Write down exactly the lines of the records below, beginning with the first and ending with the line that includes "Frames 11.2 fs".

**Data extracts**.
——

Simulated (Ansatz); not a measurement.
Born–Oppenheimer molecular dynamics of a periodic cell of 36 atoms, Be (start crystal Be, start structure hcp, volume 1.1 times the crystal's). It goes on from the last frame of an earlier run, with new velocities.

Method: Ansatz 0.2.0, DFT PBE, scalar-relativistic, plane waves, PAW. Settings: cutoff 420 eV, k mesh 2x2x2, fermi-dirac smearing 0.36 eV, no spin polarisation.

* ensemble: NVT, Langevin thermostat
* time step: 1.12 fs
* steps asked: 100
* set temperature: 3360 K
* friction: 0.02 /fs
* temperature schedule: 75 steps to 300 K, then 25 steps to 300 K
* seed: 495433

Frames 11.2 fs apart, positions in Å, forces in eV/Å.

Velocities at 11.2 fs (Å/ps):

——

**Result**.
Simulated (Ansatz); not a measurement.
Born–Oppenheimer molecular dynamics of a periodic cell of 36 atoms, Be (start crystal Be, start structure hcp, volume 1.1 times the crystal's). It goes on from the last frame of an earlier run, with new velocities.

Method: Ansatz 0.2.0, DFT PBE, scalar-relativistic, plane waves, PAW. Settings: cutoff 420 eV, k mesh 2x2x2, fermi-dirac smearing 0.36 eV, no spin polarisation.

* ensemble: NVT, Langevin thermostat
* time step: 1.12 fs
* steps asked: 100
* set temperature: 3360 K
* friction: 0.02 /fs
* temperature schedule: 75 steps to 300 K, then 25 steps to 300 K
* seed: 495433

Frames 11.2 fs apart, positions in Å, forces in eV/Å.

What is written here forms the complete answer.